■ Source data:
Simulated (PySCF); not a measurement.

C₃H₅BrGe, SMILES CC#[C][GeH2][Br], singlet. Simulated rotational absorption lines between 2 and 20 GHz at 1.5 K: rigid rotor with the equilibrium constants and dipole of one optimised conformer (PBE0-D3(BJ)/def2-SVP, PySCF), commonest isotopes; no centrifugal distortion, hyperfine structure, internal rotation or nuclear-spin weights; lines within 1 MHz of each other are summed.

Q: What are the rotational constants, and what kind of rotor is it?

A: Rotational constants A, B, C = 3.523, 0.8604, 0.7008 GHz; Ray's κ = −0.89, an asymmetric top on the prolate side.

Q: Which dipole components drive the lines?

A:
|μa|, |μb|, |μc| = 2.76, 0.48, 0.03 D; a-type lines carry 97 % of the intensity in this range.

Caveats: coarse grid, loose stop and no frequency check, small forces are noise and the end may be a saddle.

■ Assignment:
Nothing past the line containing "C₃H₅BrGe, SMILES CC#[C][GeH2][Br], singlet." should be restated; transcribe the material exactly from its first line through that line.

■ Exercise solution:
Simulated (PySCF); not a measurement.

C₃H₅BrGe, SMILES CC#[C][GeH2][Br], singlet. Simulated rotational absorption lines between 2 and 20 GHz at 1.5 K: rigid rotor with the equilibrium constants and dipole of one optimised conformer (PBE0-D3(BJ)/def2-SVP, PySCF), commonest isotopes; no centrifugal distortion, hyperfine structure, internal rotation or nuclear-spin weights; lines within 1 MHz of each other are summed.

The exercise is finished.